Action item | Beginning with the first line of the data below, extract each line up to and including the one containing "a strain scan**". Copy them exactly and add nothing.

Study material |
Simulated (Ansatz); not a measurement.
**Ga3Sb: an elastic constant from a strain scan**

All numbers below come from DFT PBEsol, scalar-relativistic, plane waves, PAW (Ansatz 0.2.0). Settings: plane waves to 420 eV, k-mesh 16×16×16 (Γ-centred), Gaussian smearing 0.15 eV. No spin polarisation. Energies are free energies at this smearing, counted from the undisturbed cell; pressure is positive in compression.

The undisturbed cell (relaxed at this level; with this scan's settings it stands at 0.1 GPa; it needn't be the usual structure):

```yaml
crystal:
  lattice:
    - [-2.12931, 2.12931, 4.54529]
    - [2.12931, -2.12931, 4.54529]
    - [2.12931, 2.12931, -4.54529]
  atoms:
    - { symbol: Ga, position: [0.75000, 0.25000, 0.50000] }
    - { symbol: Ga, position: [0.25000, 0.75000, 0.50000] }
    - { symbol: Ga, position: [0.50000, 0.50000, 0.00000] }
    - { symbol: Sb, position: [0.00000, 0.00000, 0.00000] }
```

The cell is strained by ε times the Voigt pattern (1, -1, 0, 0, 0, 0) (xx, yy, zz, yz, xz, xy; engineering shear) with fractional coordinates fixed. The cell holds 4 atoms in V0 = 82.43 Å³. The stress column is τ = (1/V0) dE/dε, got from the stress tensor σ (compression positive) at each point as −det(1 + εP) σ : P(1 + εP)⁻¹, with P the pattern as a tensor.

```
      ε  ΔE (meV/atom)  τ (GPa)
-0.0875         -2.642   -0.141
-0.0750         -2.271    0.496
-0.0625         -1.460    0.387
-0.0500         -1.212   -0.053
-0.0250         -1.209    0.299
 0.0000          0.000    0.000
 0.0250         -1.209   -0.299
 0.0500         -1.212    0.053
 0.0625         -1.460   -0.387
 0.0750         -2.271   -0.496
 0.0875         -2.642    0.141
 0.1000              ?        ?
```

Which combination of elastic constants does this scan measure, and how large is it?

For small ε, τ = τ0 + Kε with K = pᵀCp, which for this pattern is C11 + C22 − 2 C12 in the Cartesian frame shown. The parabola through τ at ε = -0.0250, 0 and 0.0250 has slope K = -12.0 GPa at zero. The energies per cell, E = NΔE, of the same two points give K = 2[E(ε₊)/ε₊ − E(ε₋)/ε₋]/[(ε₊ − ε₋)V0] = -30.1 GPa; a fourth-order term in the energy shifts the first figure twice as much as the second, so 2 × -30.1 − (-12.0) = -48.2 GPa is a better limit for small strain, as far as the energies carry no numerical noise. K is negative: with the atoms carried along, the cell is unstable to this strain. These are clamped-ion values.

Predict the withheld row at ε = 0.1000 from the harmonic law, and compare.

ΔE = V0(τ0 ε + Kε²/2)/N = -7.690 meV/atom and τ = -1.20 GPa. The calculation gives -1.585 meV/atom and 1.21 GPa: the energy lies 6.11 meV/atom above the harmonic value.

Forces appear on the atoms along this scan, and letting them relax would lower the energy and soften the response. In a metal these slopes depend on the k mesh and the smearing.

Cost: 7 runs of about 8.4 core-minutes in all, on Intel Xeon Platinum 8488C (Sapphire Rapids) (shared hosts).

Your solution |
Simulated (Ansatz); not a measurement.
**Ga3Sb: an elastic constant from a strain scan**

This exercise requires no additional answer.